■ **Brief**
The response must consist of the lines below from the one with "Give the bubble" through the one with "x = 0.25: 315.7", exactly as they appear and with both ends kept.

■ **Extracted entries**
++++++++++++++++++++

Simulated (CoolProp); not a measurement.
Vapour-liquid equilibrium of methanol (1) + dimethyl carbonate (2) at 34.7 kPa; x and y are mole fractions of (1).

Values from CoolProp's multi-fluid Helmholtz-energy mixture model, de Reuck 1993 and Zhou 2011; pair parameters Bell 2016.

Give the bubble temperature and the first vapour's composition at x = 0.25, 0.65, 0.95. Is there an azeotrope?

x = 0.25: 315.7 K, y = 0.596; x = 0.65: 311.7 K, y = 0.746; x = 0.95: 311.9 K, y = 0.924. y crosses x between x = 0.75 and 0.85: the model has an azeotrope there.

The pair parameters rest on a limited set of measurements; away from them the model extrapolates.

++++++++++++++++++++

■ **Written response**
Give the bubble temperature and the first vapour's composition at x = 0.25, 0.65, 0.95. Is there an azeotrope?

x = 0.25: 315.7 K, y = 0.596; x = 0.65: 311.7 K, y = 0.746; x = 0.95: 311.9 K, y = 0.924. y crosses x between x = 0.75 and 0.85: the model has an azeotrope there.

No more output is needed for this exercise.